▶ **Listed entries**:
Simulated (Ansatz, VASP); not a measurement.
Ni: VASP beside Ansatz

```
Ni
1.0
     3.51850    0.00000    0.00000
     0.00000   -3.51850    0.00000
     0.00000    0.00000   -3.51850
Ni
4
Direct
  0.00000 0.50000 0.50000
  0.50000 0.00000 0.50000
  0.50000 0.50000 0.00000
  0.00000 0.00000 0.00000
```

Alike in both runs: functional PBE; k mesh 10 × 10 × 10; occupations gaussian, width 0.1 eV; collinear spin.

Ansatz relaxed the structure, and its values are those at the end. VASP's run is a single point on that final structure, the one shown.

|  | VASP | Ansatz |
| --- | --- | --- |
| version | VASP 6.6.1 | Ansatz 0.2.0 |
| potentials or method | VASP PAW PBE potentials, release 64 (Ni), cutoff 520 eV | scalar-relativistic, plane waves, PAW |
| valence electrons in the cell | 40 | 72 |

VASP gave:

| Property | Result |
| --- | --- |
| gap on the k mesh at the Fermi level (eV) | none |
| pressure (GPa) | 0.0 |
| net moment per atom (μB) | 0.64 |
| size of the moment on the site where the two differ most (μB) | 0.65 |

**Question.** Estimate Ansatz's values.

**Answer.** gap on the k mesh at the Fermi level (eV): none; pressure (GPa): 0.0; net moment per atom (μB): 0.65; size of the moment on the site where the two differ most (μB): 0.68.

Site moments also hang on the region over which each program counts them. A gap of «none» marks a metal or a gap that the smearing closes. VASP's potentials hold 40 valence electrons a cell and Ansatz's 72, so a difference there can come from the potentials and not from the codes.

▶ **Work request**: Reproduce exactly, and only, the part of the listing above that begins at the line with "Alike in both" and goes on through the line with "Estimate Ansatz's values.".

▶ **Your response**:
Alike in both runs: functional PBE; k mesh 10 × 10 × 10; occupations gaussian, width 0.1 eV; collinear spin.

Ansatz relaxed the structure, and its values are those at the end. VASP's run is a single point on that final structure, the one shown.

|  | VASP | Ansatz |
| --- | --- | --- |
| version | VASP 6.6.1 | Ansatz 0.2.0 |
| potentials or method | VASP PAW PBE potentials, release 64 (Ni), cutoff 520 eV | scalar-relativistic, plane waves, PAW |
| valence electrons in the cell | 40 | 72 |

VASP gave:

| Property | Result |
| --- | --- |
| gap on the k mesh at the Fermi level (eV) | none |
| pressure (GPa) | 0.0 |
| net moment per atom (μB) | 0.64 |
| size of the moment on the site where the two differ most (μB) | 0.65 |

**Question.** Estimate Ansatz's values.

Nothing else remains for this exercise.